§ **WORK ORDER**
Write out, please, the lines from the beginning of the material to the line with "Periodic cell of", including both ends and nothing else.

═══ LISTED ENTRIES

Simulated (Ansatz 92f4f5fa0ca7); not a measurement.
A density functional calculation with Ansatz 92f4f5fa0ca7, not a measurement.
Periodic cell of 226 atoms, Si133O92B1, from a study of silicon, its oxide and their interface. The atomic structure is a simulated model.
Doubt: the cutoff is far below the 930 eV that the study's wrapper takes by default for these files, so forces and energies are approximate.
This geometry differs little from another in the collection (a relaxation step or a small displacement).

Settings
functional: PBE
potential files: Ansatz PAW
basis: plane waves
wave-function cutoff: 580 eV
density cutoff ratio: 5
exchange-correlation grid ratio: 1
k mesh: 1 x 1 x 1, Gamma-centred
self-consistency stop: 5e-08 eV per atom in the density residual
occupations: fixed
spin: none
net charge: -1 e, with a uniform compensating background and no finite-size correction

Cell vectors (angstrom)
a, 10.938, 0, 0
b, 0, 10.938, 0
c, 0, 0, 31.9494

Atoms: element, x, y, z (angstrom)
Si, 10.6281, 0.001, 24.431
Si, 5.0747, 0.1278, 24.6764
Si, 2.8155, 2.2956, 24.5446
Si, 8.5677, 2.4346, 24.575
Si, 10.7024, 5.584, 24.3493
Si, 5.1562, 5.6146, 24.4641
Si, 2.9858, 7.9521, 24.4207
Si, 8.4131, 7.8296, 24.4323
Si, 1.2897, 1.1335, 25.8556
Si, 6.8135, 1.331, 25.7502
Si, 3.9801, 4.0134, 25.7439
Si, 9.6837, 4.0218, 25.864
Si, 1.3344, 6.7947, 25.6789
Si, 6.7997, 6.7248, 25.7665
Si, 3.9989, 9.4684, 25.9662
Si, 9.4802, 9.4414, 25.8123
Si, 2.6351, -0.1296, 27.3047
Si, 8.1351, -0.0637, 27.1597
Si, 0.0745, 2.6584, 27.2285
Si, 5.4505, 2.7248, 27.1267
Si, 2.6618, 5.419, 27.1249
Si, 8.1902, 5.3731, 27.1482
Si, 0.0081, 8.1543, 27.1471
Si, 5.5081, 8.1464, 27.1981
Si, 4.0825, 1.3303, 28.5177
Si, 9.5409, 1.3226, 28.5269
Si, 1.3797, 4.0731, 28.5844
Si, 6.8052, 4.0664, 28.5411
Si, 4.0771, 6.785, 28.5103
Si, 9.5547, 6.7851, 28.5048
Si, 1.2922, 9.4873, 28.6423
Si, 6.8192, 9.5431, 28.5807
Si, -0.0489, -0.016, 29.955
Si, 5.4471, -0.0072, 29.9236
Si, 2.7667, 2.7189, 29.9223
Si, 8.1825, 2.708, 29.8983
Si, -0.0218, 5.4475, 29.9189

══════

§ **WORKED SOLUTION**
Simulated (Ansatz 92f4f5fa0ca7); not a measurement.
A density functional calculation with Ansatz 92f4f5fa0ca7, not a measurement.
Periodic cell of 226 atoms, Si133O92B1, from a study of silicon, its oxide and their interface. The atomic structure is a simulated model.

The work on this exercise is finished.